> _Task item_
Beginning with the first line of the data below, reproduce every line unchanged, ending with the line that holds "Geometry: B3LYP-D3(BJ)/def2-SVP. The".

> _Information provided_
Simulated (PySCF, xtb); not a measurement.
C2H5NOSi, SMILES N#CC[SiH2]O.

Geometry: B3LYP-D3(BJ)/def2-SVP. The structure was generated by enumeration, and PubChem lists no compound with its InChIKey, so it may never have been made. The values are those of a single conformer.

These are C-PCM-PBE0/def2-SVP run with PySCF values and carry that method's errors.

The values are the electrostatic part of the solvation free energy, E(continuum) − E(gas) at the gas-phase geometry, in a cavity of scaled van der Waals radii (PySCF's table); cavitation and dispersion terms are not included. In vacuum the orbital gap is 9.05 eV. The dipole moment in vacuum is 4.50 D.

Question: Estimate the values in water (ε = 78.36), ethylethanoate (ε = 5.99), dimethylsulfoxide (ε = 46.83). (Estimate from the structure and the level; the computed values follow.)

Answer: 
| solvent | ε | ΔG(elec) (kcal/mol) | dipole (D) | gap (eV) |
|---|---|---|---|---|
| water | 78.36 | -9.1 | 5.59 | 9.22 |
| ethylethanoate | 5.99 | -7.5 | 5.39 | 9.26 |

> _Written reply_
Simulated (PySCF, xtb); not a measurement.
C2H5NOSi, SMILES N#CC[SiH2]O.

Geometry: B3LYP-D3(BJ)/def2-SVP. The structure was generated by enumeration, and PubChem lists no compound with its InChIKey, so it may never have been made. The values are those of a single conformer.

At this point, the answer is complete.